-- Activity --
Set down exactly the lines below, starting at the one that contains "at r2SCAN-D4/def2-TZVP (Ansatz)." and ending at the one that contains "Point group D2h", with both of those lines included and nothing else.

-- Excerpted data --
··········

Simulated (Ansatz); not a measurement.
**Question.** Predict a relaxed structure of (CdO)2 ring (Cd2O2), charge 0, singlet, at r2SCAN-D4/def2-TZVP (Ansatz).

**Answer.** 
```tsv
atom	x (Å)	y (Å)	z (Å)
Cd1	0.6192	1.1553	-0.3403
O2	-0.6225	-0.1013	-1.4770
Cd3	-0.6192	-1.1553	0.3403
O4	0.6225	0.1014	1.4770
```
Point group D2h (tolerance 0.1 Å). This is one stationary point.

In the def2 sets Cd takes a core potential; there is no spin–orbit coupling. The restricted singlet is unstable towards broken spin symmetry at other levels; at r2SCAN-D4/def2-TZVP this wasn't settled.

··········

-- Solution --
**Question.** Predict a relaxed structure of (CdO)2 ring (Cd2O2), charge 0, singlet, at r2SCAN-D4/def2-TZVP (Ansatz).

**Answer.** 
```tsv
atom	x (Å)	y (Å)	z (Å)
Cd1	0.6192	1.1553	-0.3403
O2	-0.6225	-0.1013	-1.4770
Cd3	-0.6192	-1.1553	0.3403
O4	0.6225	0.1014	1.4770
```
Point group D2h (tolerance 0.1 Å). This is one stationary point.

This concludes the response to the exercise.